### MATERIAL PROVIDED
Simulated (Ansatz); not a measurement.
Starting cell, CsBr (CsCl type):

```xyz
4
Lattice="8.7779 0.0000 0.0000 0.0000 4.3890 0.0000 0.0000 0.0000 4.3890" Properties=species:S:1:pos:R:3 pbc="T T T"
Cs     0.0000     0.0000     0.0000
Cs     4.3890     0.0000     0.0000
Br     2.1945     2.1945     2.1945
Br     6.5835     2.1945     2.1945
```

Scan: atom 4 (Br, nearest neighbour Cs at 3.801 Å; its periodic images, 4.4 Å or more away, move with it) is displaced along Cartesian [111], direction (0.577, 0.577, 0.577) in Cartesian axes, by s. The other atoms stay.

### ACTIVITY
Without omitting anything, output the data verbatim.

### EXERCISE SOLUTION
Simulated (Ansatz); not a measurement.
Starting cell, CsBr (CsCl type):

```xyz
4
Lattice="8.7779 0.0000 0.0000 0.0000 4.3890 0.0000 0.0000 0.0000 4.3890" Properties=species:S:1:pos:R:3 pbc="T T T"
Cs     0.0000     0.0000     0.0000
Cs     4.3890     0.0000     0.0000
Br     2.1945     2.1945     2.1945
Br     6.5835     2.1945     2.1945
```

Scan: atom 4 (Br, nearest neighbour Cs at 3.801 Å; its periodic images, 4.4 Å or more away, move with it) is displaced along Cartesian [111], direction (0.577, 0.577, 0.577) in Cartesian axes, by s. The other atoms stay.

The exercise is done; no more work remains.